> [Supplied information]
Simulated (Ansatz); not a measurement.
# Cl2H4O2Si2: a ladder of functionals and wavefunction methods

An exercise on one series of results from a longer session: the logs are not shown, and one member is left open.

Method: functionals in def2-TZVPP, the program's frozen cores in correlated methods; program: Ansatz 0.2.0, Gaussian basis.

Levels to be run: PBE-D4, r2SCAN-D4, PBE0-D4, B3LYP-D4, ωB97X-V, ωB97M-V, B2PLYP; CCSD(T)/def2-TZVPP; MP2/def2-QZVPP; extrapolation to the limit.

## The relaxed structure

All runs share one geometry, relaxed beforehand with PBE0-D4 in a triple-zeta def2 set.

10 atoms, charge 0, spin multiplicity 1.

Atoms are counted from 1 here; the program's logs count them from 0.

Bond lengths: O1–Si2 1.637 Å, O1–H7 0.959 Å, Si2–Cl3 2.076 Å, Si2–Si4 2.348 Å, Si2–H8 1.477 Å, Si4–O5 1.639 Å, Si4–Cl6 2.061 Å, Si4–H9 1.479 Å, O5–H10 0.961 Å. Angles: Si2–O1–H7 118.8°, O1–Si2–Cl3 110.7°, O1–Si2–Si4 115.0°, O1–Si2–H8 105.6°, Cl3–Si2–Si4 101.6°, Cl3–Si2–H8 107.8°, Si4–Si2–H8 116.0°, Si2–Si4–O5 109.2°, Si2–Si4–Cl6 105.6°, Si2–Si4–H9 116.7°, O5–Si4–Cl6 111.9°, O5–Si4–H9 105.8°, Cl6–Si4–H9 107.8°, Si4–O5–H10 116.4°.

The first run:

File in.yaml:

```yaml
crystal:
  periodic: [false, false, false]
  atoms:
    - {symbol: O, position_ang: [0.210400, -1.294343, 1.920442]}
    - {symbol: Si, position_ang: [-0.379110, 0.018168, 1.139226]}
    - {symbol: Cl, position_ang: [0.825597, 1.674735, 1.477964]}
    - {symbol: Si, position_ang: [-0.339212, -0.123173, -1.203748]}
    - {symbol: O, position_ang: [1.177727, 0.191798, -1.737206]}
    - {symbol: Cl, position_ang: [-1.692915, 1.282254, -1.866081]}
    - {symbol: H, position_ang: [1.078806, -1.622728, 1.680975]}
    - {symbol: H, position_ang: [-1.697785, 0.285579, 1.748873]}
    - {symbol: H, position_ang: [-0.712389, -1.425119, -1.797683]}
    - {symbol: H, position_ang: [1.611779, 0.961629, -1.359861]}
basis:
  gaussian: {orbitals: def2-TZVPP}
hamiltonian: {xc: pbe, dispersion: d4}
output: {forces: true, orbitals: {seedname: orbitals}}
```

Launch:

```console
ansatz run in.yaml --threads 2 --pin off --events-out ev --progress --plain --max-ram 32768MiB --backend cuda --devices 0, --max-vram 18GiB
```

> [Brief]
Starting with the line above that holds "Method: functionals in" and stopping with the line that holds "Atoms are counted", reproduce each line exactly, omitting all other lines.

> [Response]
Method: functionals in def2-TZVPP, the program's frozen cores in correlated methods; program: Ansatz 0.2.0, Gaussian basis.

Levels to be run: PBE-D4, r2SCAN-D4, PBE0-D4, B3LYP-D4, ωB97X-V, ωB97M-V, B2PLYP; CCSD(T)/def2-TZVPP; MP2/def2-QZVPP; extrapolation to the limit.

## The relaxed structure

All runs share one geometry, relaxed beforehand with PBE0-D4 in a triple-zeta def2 set.

10 atoms, charge 0, spin multiplicity 1.

Atoms are counted from 1 here; the program's logs count them from 0.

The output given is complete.